- Action item: Repeat every line below exactly, word for word.

- Data supplied:
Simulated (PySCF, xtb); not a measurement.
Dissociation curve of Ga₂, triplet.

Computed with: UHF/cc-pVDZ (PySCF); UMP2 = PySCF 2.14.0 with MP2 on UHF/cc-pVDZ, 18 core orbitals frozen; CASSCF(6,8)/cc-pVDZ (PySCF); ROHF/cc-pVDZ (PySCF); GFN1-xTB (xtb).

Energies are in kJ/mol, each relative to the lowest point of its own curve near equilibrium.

- Written reply:
Simulated (PySCF, xtb); not a measurement.
Dissociation curve of Ga₂, triplet.

Computed with: UHF/cc-pVDZ (PySCF); UMP2 = PySCF 2.14.0 with MP2 on UHF/cc-pVDZ, 18 core orbitals frozen; CASSCF(6,8)/cc-pVDZ (PySCF); ROHF/cc-pVDZ (PySCF); GFN1-xTB (xtb).

Energies are in kJ/mol, each relative to the lowest point of its own curve near equilibrium.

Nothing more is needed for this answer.